WORK INSTRUCTION: Only an exact repetition of the entries counts as an answer.

EXCERPTED RECORDS:
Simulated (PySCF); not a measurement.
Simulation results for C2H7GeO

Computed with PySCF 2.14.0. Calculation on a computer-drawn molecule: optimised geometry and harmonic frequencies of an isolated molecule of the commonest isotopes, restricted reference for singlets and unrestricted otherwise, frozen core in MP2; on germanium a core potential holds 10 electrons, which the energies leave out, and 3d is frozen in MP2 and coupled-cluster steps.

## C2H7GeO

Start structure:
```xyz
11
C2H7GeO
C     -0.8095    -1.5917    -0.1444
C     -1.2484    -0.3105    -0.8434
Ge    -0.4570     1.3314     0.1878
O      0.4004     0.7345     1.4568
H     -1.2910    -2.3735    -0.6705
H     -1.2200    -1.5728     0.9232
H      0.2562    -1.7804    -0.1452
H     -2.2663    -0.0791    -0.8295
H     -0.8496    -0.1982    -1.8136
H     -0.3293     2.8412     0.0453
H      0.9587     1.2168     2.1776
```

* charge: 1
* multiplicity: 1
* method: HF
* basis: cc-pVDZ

TASK RESPONSE:
Simulated (PySCF); not a measurement.
Simulation results for C2H7GeO

Computed with PySCF 2.14.0. Calculation on a computer-drawn molecule: optimised geometry and harmonic frequencies of an isolated molecule of the commonest isotopes, restricted reference for singlets and unrestricted otherwise, frozen core in MP2; on germanium a core potential holds 10 electrons, which the energies leave out, and 3d is frozen in MP2 and coupled-cluster steps.

## C2H7GeO

Start structure:
```xyz
11
C2H7GeO
C     -0.8095    -1.5917    -0.1444
C     -1.2484    -0.3105    -0.8434
Ge    -0.4570     1.3314     0.1878
O      0.4004     0.7345     1.4568
H     -1.2910    -2.3735    -0.6705
H     -1.2200    -1.5728     0.9232
H      0.2562    -1.7804    -0.1452
H     -2.2663    -0.0791    -0.8295
H     -0.8496    -0.1982    -1.8136
H     -0.3293     2.8412     0.0453
H      0.9587     1.2168     2.1776
```

* charge: 1
* multiplicity: 1
* method: HF
* basis: cc-pVDZ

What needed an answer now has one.